Record excerpts:
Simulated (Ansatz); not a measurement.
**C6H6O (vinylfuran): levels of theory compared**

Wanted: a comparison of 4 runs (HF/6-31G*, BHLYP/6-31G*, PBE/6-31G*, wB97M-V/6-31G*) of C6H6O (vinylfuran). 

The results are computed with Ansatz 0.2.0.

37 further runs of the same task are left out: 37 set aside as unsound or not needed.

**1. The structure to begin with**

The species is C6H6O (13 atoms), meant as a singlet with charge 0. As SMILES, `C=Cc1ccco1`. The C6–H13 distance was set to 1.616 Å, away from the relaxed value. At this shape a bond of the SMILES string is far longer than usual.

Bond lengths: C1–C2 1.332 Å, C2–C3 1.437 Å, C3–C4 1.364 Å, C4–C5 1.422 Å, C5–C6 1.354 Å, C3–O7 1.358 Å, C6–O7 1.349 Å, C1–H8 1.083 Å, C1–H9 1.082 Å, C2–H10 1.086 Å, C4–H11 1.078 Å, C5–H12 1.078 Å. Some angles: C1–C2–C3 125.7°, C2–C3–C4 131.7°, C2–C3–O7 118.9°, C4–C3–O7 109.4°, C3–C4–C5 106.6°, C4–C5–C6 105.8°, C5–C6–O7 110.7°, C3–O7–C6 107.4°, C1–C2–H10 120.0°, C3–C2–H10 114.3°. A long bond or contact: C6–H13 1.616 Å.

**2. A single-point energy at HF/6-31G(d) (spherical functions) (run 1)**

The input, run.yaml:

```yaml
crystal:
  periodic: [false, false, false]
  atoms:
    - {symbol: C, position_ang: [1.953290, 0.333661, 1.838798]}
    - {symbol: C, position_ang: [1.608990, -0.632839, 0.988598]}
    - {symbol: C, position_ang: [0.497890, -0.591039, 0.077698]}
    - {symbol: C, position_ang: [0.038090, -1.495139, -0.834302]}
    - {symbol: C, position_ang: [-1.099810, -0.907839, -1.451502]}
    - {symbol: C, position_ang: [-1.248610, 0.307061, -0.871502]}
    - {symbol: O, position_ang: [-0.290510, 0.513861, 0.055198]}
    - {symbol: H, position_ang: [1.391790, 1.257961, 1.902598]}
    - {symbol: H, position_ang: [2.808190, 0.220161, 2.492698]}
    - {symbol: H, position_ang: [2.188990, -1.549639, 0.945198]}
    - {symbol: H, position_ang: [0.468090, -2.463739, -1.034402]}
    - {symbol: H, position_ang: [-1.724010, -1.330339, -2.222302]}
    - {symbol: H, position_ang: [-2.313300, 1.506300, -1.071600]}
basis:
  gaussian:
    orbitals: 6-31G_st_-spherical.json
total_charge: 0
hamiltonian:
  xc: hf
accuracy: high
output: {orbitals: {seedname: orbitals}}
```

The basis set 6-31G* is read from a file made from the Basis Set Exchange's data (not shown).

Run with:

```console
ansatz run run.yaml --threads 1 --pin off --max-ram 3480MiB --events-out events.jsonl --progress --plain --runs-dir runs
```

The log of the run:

Required action:
Output, exactly and in full, the lines from the start of the entries above through the line that contains "to begin with**".

Task result:
Simulated (Ansatz); not a measurement.
**C6H6O (vinylfuran): levels of theory compared**

Wanted: a comparison of 4 runs (HF/6-31G*, BHLYP/6-31G*, PBE/6-31G*, wB97M-V/6-31G*) of C6H6O (vinylfuran). 

The results are computed with Ansatz 0.2.0.

37 further runs of the same task are left out: 37 set aside as unsound or not needed.

**1. The structure to begin with**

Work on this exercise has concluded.